* _WORK REQUEST_
Please output, without any change, the lines of the material below from the very first through the one with "Problem. Estimate VASP's values.".

——

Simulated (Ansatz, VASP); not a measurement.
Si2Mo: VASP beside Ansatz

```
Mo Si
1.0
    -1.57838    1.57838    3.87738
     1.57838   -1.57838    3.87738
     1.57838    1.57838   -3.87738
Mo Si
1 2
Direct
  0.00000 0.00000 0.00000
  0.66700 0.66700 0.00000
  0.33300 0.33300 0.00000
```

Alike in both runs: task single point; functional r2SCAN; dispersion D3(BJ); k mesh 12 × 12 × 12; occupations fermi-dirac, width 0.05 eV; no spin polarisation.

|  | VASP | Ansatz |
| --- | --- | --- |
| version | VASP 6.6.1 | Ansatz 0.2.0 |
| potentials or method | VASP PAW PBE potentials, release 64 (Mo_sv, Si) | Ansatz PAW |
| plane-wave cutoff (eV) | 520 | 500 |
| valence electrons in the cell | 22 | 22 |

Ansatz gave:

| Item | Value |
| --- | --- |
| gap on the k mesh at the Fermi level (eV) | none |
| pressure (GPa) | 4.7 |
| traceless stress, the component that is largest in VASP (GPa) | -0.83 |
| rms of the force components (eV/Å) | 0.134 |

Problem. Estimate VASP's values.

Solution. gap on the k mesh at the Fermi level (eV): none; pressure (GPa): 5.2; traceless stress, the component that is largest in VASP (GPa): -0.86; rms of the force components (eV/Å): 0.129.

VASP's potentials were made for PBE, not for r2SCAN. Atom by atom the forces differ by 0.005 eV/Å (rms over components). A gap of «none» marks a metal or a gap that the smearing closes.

——

* _TASK ANSWER_
Simulated (Ansatz, VASP); not a measurement.
Si2Mo: VASP beside Ansatz

```
Mo Si
1.0
    -1.57838    1.57838    3.87738
     1.57838   -1.57838    3.87738
     1.57838    1.57838   -3.87738
Mo Si
1 2
Direct
  0.00000 0.00000 0.00000
  0.66700 0.66700 0.00000
  0.33300 0.33300 0.00000
```

Alike in both runs: task single point; functional r2SCAN; dispersion D3(BJ); k mesh 12 × 12 × 12; occupations fermi-dirac, width 0.05 eV; no spin polarisation.

|  | VASP | Ansatz |
| --- | --- | --- |
| version | VASP 6.6.1 | Ansatz 0.2.0 |
| potentials or method | VASP PAW PBE potentials, release 64 (Mo_sv, Si) | Ansatz PAW |
| plane-wave cutoff (eV) | 520 | 500 |
| valence electrons in the cell | 22 | 22 |

Ansatz gave:

| Item | Value |
| --- | --- |
| gap on the k mesh at the Fermi level (eV) | none |
| pressure (GPa) | 4.7 |
| traceless stress, the component that is largest in VASP (GPa) | -0.83 |
| rms of the force components (eV/Å) | 0.134 |

Problem. Estimate VASP's values.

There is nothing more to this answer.